===== Information given =====

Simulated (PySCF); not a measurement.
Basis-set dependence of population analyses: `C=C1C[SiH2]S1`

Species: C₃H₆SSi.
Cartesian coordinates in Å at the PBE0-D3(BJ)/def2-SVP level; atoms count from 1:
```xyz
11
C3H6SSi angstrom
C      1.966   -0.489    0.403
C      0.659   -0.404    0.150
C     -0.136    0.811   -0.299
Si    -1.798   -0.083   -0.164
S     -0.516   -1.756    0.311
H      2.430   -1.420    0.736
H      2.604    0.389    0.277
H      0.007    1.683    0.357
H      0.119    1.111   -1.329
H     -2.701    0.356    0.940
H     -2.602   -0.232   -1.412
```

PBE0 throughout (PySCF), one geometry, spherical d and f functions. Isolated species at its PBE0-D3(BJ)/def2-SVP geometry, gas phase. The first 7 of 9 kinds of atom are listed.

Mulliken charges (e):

=====

#### [Work instruction]
Reproduce the listing exactly. Every line stays as it is.

#### [Exercise output]
Simulated (PySCF); not a measurement.
Basis-set dependence of population analyses: `C=C1C[SiH2]S1`

Species: C₃H₆SSi.
Cartesian coordinates in Å at the PBE0-D3(BJ)/def2-SVP level; atoms count from 1:
```xyz
11
C3H6SSi angstrom
C      1.966   -0.489    0.403
C      0.659   -0.404    0.150
C     -0.136    0.811   -0.299
Si    -1.798   -0.083   -0.164
S     -0.516   -1.756    0.311
H      2.430   -1.420    0.736
H      2.604    0.389    0.277
H      0.007    1.683    0.357
H      0.119    1.111   -1.329
H     -2.701    0.356    0.940
H     -2.602   -0.232   -1.412
```

PBE0 throughout (PySCF), one geometry, spherical d and f functions. Isolated species at its PBE0-D3(BJ)/def2-SVP geometry, gas phase. The first 7 of 9 kinds of atom are listed.

Mulliken charges (e):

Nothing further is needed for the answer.